> _DATA EXTRACTS_
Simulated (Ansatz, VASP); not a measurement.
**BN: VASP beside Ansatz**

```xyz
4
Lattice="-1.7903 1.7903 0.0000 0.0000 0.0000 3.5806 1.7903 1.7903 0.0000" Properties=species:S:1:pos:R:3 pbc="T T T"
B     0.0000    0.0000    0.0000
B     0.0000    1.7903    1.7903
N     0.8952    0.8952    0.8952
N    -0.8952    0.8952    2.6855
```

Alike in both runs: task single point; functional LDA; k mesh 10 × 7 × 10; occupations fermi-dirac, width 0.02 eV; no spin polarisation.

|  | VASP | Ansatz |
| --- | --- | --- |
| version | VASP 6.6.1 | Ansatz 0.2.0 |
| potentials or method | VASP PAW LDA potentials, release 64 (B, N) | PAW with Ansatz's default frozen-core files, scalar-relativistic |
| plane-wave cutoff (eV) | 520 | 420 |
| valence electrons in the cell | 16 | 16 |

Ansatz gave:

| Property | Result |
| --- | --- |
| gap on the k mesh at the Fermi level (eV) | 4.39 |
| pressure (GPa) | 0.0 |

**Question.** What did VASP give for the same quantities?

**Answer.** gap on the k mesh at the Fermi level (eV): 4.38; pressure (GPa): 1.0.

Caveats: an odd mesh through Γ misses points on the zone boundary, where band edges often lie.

> _WORK REQUEST_
In the listing above, the lines from the one containing "the same quantities?" through the one containing "pressure (GPa): 1.0." must be set down exactly, with no other lines.

> _TASK ANSWER_
**Question.** What did VASP give for the same quantities?

**Answer.** gap on the k mesh at the Fermi level (eV): 4.38; pressure (GPa): 1.0.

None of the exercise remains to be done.